----------------
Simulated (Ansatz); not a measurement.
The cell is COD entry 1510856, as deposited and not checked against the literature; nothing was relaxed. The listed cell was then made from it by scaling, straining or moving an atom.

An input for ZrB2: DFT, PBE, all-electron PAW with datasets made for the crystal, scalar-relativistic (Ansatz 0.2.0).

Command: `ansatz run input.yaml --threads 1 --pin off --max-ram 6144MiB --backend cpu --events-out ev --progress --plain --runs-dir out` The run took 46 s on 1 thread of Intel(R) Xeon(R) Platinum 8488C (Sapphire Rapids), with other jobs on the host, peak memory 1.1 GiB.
----------------

- _TASK ITEM_
Output the data once more, exactly as it appears above.

- _WRITTEN ANSWER_
Simulated (Ansatz); not a measurement.
The cell is COD entry 1510856, as deposited and not checked against the literature; nothing was relaxed. The listed cell was then made from it by scaling, straining or moving an atom.

An input for ZrB2: DFT, PBE, all-electron PAW with datasets made for the crystal, scalar-relativistic (Ansatz 0.2.0).

Command: `ansatz run input.yaml --threads 1 --pin off --max-ram 6144MiB --backend cpu --events-out ev --progress --plain --runs-dir out` The run took 46 s on 1 thread of Intel(R) Xeon(R) Platinum 8488C (Sapphire Rapids), with other jobs on the host, peak memory 1.1 GiB.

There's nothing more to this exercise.